[PROVIDED MATERIAL]

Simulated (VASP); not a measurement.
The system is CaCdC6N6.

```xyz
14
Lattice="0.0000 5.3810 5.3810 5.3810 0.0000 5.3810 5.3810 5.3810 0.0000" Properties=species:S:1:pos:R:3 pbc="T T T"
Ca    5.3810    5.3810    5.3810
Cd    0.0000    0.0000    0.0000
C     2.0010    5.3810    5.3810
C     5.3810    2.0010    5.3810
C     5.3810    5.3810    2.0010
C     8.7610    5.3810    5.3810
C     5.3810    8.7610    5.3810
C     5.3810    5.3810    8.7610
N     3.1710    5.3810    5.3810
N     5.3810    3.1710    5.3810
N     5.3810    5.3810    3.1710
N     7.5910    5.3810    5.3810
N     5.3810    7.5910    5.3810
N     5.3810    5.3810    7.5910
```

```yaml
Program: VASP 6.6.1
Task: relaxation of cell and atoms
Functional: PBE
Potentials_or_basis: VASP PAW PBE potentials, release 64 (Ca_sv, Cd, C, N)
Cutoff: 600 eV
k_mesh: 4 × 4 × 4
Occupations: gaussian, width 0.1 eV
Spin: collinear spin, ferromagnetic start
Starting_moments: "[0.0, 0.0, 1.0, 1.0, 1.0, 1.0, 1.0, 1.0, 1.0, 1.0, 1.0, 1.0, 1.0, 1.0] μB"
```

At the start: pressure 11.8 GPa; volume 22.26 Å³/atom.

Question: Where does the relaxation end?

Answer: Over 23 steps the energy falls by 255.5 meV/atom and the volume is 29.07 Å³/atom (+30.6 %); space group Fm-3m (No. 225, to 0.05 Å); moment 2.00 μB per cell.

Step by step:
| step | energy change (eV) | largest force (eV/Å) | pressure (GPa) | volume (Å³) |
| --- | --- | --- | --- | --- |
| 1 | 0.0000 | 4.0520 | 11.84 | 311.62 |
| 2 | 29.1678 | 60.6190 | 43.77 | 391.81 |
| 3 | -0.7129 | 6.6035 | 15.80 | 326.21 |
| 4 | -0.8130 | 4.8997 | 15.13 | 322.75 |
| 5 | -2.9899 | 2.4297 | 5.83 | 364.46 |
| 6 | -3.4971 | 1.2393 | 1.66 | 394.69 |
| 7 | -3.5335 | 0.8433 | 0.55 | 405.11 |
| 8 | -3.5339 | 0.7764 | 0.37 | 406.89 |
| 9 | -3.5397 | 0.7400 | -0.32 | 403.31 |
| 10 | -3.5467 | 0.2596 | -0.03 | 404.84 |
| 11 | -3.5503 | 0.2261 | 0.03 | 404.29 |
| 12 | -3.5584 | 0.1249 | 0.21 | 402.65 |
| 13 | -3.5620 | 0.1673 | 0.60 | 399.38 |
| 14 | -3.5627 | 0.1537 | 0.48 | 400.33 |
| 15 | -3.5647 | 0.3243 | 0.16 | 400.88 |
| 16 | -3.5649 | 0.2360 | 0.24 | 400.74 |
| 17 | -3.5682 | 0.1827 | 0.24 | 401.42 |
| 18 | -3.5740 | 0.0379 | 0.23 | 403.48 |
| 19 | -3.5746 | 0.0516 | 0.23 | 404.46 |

[/PROVIDED MATERIAL]

## WORK REQUEST
Using the data above, transcribe the lines that run from the line with "0.21 | 402.65 |" to the line with "0.23 | 403.48 |", both ends kept, and output nothing else.

## PROBLEM SOLUTION
| 12 | -3.5584 | 0.1249 | 0.21 | 402.65 |
| 13 | -3.5620 | 0.1673 | 0.60 | 399.38 |
| 14 | -3.5627 | 0.1537 | 0.48 | 400.33 |
| 15 | -3.5647 | 0.3243 | 0.16 | 400.88 |
| 16 | -3.5649 | 0.2360 | 0.24 | 400.74 |
| 17 | -3.5682 | 0.1827 | 0.24 | 401.42 |
| 18 | -3.5740 | 0.0379 | 0.23 | 403.48 |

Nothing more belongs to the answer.